Write the entries below out again in full. Match every character.

<<<<

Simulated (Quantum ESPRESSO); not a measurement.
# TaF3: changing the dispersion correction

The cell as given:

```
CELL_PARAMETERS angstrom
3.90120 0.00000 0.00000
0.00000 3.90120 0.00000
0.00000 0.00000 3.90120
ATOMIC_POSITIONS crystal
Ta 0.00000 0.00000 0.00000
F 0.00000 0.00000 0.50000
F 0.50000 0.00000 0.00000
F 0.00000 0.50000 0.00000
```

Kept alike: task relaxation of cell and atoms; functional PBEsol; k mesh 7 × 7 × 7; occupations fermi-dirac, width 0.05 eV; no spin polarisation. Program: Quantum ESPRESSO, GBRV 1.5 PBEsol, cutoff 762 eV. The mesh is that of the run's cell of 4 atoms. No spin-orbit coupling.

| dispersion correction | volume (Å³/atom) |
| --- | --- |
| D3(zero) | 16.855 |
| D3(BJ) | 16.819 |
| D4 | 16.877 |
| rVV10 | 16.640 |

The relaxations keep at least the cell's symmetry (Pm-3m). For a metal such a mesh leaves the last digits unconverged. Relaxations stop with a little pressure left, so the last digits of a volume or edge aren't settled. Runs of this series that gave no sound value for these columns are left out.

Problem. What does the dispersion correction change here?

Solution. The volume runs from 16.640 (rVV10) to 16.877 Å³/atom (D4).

>>>>

§ **ANSWER SECTION**:
Simulated (Quantum ESPRESSO); not a measurement.
# TaF3: changing the dispersion correction

The cell as given:

```
CELL_PARAMETERS angstrom
3.90120 0.00000 0.00000
0.00000 3.90120 0.00000
0.00000 0.00000 3.90120
ATOMIC_POSITIONS crystal
Ta 0.00000 0.00000 0.00000
F 0.00000 0.00000 0.50000
F 0.50000 0.00000 0.00000
F 0.00000 0.50000 0.00000
```

Kept alike: task relaxation of cell and atoms; functional PBEsol; k mesh 7 × 7 × 7; occupations fermi-dirac, width 0.05 eV; no spin polarisation. Program: Quantum ESPRESSO, GBRV 1.5 PBEsol, cutoff 762 eV. The mesh is that of the run's cell of 4 atoms. No spin-orbit coupling.

| dispersion correction | volume (Å³/atom) |
| --- | --- |
| D3(zero) | 16.855 |
| D3(BJ) | 16.819 |
| D4 | 16.877 |
| rVV10 | 16.640 |

The relaxations keep at least the cell's symmetry (Pm-3m). For a metal such a mesh leaves the last digits unconverged. Relaxations stop with a little pressure left, so the last digits of a volume or edge aren't settled. Runs of this series that gave no sound value for these columns are left out.

Problem. What does the dispersion correction change here?

Solution. The volume runs from 16.640 (rVV10) to 16.877 Å³/atom (D4).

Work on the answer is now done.